## Task item
Set the following entries down again exactly, line by line.

## Provided records
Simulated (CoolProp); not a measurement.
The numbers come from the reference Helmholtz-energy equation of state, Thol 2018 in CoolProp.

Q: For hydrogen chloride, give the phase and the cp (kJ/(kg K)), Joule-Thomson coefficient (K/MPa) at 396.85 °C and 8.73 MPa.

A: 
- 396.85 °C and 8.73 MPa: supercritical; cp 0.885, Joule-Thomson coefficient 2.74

## Exercise result
Simulated (CoolProp); not a measurement.
The numbers come from the reference Helmholtz-energy equation of state, Thol 2018 in CoolProp.

Q: For hydrogen chloride, give the phase and the cp (kJ/(kg K)), Joule-Thomson coefficient (K/MPa) at 396.85 °C and 8.73 MPa.

A: 
- 396.85 °C and 8.73 MPa: supercritical; cp 0.885, Joule-Thomson coefficient 2.74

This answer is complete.